Information supplied
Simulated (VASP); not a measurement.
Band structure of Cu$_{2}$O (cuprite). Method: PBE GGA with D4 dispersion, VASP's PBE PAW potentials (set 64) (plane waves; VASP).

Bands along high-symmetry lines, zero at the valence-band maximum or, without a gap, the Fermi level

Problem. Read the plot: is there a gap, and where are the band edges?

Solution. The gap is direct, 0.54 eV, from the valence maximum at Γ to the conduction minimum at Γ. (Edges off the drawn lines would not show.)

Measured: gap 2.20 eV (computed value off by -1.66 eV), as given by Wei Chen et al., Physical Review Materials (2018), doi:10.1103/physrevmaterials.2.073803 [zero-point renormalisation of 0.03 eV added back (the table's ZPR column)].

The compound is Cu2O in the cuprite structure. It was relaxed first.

Work request
Restate word for word the lines in the material above from the one with "Problem. Read the" to the one with "Solution. The gap"; both of those lines count, and nothing else does.

Response
Problem. Read the plot: is there a gap, and where are the band edges?

Solution. The gap is direct, 0.54 eV, from the valence maximum at Γ to the conduction minimum at Γ. (Edges off the drawn lines would not show.)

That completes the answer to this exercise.